EXERCISE DATA ::
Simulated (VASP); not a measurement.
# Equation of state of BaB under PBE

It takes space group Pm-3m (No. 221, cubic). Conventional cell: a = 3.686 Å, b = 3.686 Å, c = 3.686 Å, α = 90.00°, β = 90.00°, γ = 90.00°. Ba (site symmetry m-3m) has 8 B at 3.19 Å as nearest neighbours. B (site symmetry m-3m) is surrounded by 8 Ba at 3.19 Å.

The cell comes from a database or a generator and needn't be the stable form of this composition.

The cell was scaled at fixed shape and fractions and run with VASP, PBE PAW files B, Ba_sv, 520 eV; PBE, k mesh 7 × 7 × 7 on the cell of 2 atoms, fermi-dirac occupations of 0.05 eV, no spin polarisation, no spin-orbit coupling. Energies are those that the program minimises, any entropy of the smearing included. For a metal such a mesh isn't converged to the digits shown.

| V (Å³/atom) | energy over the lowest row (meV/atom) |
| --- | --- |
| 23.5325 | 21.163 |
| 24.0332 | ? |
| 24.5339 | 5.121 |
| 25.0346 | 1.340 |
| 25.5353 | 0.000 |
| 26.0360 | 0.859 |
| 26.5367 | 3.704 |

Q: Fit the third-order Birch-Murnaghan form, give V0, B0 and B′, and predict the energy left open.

REQUIRED ACTION :: Your reply is to repeat, unchanged, the lines above running from the one with "row (meV/atom) |" up to and including the one with "26.5367 | 3.704 |".

TASK RESULT ::
| V (Å³/atom) | energy over the lowest row (meV/atom) |
| --- | --- |
| 23.5325 | 21.163 |
| 24.0332 | ? |
| 24.5339 | 5.121 |
| 25.0346 | 1.340 |
| 25.5353 | 0.000 |
| 26.0360 | 0.859 |
| 26.5367 | 3.704 |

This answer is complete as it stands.